◆ **WORK TASK**
Give back the data in full. Leave nothing out.

---------------

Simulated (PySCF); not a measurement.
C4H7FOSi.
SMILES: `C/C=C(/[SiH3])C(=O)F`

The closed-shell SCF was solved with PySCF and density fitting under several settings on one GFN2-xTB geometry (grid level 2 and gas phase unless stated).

---------------

◆ **YOUR SOLUTION**
Simulated (PySCF); not a measurement.
C4H7FOSi.
SMILES: `C/C=C(/[SiH3])C(=O)F`

The closed-shell SCF was solved with PySCF and density fitting under several settings on one GFN2-xTB geometry (grid level 2 and gas phase unless stated).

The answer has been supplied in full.